The listing has to be given again in full and exactly.

** DATA SECTION follows **

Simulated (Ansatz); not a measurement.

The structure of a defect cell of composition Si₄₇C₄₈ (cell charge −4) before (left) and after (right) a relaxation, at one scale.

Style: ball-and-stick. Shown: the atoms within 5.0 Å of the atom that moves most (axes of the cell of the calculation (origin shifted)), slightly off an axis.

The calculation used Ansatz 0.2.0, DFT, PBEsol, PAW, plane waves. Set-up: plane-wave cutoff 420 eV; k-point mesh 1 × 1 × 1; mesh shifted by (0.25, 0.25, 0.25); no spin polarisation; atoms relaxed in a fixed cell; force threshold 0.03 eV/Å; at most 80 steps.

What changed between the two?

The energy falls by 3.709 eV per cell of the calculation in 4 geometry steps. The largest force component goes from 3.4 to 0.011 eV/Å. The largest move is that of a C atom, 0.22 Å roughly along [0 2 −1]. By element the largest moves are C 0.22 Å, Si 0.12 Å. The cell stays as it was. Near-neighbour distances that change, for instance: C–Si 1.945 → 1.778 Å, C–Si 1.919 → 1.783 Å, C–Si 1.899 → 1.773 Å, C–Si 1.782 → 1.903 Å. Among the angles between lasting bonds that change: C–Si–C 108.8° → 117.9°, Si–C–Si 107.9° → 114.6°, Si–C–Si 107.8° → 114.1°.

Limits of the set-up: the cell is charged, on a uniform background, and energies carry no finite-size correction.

** End of DATA SECTION **

:: ANSWER AREA ::
Simulated (Ansatz); not a measurement.

The structure of a defect cell of composition Si₄₇C₄₈ (cell charge −4) before (left) and after (right) a relaxation, at one scale.

Style: ball-and-stick. Shown: the atoms within 5.0 Å of the atom that moves most (axes of the cell of the calculation (origin shifted)), slightly off an axis.

The calculation used Ansatz 0.2.0, DFT, PBEsol, PAW, plane waves. Set-up: plane-wave cutoff 420 eV; k-point mesh 1 × 1 × 1; mesh shifted by (0.25, 0.25, 0.25); no spin polarisation; atoms relaxed in a fixed cell; force threshold 0.03 eV/Å; at most 80 steps.

What changed between the two?

The energy falls by 3.709 eV per cell of the calculation in 4 geometry steps. The largest force component goes from 3.4 to 0.011 eV/Å. The largest move is that of a C atom, 0.22 Å roughly along [0 2 −1]. By element the largest moves are C 0.22 Å, Si 0.12 Å. The cell stays as it was. Near-neighbour distances that change, for instance: C–Si 1.945 → 1.778 Å, C–Si 1.919 → 1.783 Å, C–Si 1.899 → 1.773 Å, C–Si 1.782 → 1.903 Å. Among the angles between lasting bonds that change: C–Si–C 108.8° → 117.9°, Si–C–Si 107.9° → 114.6°, Si–C–Si 107.8° → 114.1°.

Limits of the set-up: the cell is charged, on a uniform background, and energies carry no finite-size correction.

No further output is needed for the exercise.